- **Work request**:
Transcribe each record exactly. Include every one.

- **Material provided**:
--- START ---
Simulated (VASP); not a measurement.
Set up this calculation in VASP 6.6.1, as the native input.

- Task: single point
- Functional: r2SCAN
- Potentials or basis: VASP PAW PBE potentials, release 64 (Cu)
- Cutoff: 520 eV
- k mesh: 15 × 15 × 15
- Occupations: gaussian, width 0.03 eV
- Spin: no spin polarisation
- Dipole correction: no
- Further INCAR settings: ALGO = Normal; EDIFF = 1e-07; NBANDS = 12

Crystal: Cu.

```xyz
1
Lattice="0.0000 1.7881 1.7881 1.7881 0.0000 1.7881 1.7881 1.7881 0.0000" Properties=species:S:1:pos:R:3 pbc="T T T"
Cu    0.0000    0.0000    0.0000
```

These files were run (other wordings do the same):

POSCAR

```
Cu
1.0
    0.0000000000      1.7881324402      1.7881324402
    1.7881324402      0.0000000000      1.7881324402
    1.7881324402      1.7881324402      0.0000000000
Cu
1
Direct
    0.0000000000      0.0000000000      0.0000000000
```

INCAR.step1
--- END ---

- **Exercise answer**:
Simulated (VASP); not a measurement.
Set up this calculation in VASP 6.6.1, as the native input.

- Task: single point
- Functional: r2SCAN
- Potentials or basis: VASP PAW PBE potentials, release 64 (Cu)
- Cutoff: 520 eV
- k mesh: 15 × 15 × 15
- Occupations: gaussian, width 0.03 eV
- Spin: no spin polarisation
- Dipole correction: no
- Further INCAR settings: ALGO = Normal; EDIFF = 1e-07; NBANDS = 12

Crystal: Cu.

```xyz
1
Lattice="0.0000 1.7881 1.7881 1.7881 0.0000 1.7881 1.7881 1.7881 0.0000" Properties=species:S:1:pos:R:3 pbc="T T T"
Cu    0.0000    0.0000    0.0000
```

These files were run (other wordings do the same):

POSCAR

```
Cu
1.0
    0.0000000000      1.7881324402      1.7881324402
    1.7881324402      0.0000000000      1.7881324402
    1.7881324402      1.7881324402      0.0000000000
Cu
1
Direct
    0.0000000000      0.0000000000      0.0000000000
```

INCAR.step1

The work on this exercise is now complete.